Work item
Reproduce the listing verbatim through the line with "1.000000 & 0.000000 & 0.000000 & 0.000000 \\".

Data to examine
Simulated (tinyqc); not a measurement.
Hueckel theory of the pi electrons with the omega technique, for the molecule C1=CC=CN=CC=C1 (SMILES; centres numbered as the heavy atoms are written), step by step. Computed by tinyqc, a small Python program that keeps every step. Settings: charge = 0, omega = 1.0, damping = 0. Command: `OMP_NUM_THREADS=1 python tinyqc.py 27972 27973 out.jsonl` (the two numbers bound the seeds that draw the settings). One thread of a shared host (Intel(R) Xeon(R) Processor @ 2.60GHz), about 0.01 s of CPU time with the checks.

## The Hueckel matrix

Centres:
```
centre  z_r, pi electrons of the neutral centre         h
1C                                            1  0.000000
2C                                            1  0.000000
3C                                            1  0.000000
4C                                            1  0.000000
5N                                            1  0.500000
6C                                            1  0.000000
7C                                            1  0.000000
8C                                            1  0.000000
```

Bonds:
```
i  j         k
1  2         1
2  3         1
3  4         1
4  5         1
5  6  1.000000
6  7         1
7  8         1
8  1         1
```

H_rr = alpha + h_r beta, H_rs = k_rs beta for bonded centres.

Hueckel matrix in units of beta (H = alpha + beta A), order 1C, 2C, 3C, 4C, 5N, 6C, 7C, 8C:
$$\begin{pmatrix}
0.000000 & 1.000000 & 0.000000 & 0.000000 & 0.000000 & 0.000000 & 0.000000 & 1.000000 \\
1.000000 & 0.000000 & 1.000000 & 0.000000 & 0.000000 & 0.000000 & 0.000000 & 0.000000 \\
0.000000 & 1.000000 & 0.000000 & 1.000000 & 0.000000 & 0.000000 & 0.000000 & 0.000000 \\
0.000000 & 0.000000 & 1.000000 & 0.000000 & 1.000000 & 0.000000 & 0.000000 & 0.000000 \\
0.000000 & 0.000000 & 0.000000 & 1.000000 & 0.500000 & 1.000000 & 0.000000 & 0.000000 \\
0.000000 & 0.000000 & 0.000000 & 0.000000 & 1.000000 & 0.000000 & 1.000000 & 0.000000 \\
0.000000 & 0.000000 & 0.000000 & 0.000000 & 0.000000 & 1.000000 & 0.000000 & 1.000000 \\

Written answer
Simulated (tinyqc); not a measurement.
Hueckel theory of the pi electrons with the omega technique, for the molecule C1=CC=CN=CC=C1 (SMILES; centres numbered as the heavy atoms are written), step by step. Computed by tinyqc, a small Python program that keeps every step. Settings: charge = 0, omega = 1.0, damping = 0. Command: `OMP_NUM_THREADS=1 python tinyqc.py 27972 27973 out.jsonl` (the two numbers bound the seeds that draw the settings). One thread of a shared host (Intel(R) Xeon(R) Processor @ 2.60GHz), about 0.01 s of CPU time with the checks.

## The Hueckel matrix

Centres:
```
centre  z_r, pi electrons of the neutral centre         h
1C                                            1  0.000000
2C                                            1  0.000000
3C                                            1  0.000000
4C                                            1  0.000000
5N                                            1  0.500000
6C                                            1  0.000000
7C                                            1  0.000000
8C                                            1  0.000000
```

Bonds:
```
i  j         k
1  2         1
2  3         1
3  4         1
4  5         1
5  6  1.000000
6  7         1
7  8         1
8  1         1
```

H_rr = alpha + h_r beta, H_rs = k_rs beta for bonded centres.

Hueckel matrix in units of beta (H = alpha + beta A), order 1C, 2C, 3C, 4C, 5N, 6C, 7C, 8C:
$$\begin{pmatrix}
0.000000 & 1.000000 & 0.000000 & 0.000000 & 0.000000 & 0.000000 & 0.000000 & 1.000000 \\
1.000000 & 0.000000 & 1.000000 & 0.000000 & 0.000000 & 0.000000 & 0.000000 & 0.000000 \\
0.000000 & 1.000000 & 0.000000 & 1.000000 & 0.000000 & 0.000000 & 0.000000 & 0.000000 \\
0.000000 & 0.000000 & 1.000000 & 0.000000 & 1.000000 & 0.000000 & 0.000000 & 0.000000 \\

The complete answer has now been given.